•••

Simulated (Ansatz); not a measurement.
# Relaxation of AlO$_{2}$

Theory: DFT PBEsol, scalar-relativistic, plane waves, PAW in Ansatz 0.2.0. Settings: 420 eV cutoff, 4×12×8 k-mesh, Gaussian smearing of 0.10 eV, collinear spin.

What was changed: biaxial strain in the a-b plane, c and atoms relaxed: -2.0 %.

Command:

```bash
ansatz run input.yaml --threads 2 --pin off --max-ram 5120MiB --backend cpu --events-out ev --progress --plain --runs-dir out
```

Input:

•••

> Work item
Every record above needs to be repeated word for word.

> Solution
Simulated (Ansatz); not a measurement.
# Relaxation of AlO$_{2}$

Theory: DFT PBEsol, scalar-relativistic, plane waves, PAW in Ansatz 0.2.0. Settings: 420 eV cutoff, 4×12×8 k-mesh, Gaussian smearing of 0.10 eV, collinear spin.

What was changed: biaxial strain in the a-b plane, c and atoms relaxed: -2.0 %.

Command:

```bash
ansatz run input.yaml --threads 2 --pin off --max-ram 5120MiB --backend cpu --events-out ev --progress --plain --runs-dir out
```

Input:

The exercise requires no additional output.